Assignment: Start at the top and transcribe every record through the final line exactly.

Information:
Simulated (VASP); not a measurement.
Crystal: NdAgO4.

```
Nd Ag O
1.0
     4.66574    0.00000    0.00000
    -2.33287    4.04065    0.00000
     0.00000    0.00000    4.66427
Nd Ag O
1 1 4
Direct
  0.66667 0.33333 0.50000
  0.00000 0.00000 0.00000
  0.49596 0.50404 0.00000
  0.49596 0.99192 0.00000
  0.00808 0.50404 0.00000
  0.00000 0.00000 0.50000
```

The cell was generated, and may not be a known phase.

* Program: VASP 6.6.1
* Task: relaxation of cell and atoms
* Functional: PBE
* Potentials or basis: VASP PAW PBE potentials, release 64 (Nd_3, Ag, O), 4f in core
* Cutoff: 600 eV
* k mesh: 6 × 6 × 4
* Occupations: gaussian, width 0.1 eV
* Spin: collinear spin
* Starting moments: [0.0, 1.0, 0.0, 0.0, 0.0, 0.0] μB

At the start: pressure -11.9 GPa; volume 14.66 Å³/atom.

Response box:
Simulated (VASP); not a measurement.
Crystal: NdAgO4.

```
Nd Ag O
1.0
     4.66574    0.00000    0.00000
    -2.33287    4.04065    0.00000
     0.00000    0.00000    4.66427
Nd Ag O
1 1 4
Direct
  0.66667 0.33333 0.50000
  0.00000 0.00000 0.00000
  0.49596 0.50404 0.00000
  0.49596 0.99192 0.00000
  0.00808 0.50404 0.00000
  0.00000 0.00000 0.50000
```

The cell was generated, and may not be a known phase.

* Program: VASP 6.6.1
* Task: relaxation of cell and atoms
* Functional: PBE
* Potentials or basis: VASP PAW PBE potentials, release 64 (Nd_3, Ag, O), 4f in core
* Cutoff: 600 eV
* k mesh: 6 × 6 × 4
* Occupations: gaussian, width 0.1 eV
* Spin: collinear spin
* Starting moments: [0.0, 1.0, 0.0, 0.0, 0.0, 0.0] μB

At the start: pressure -11.9 GPa; volume 14.66 Å³/atom.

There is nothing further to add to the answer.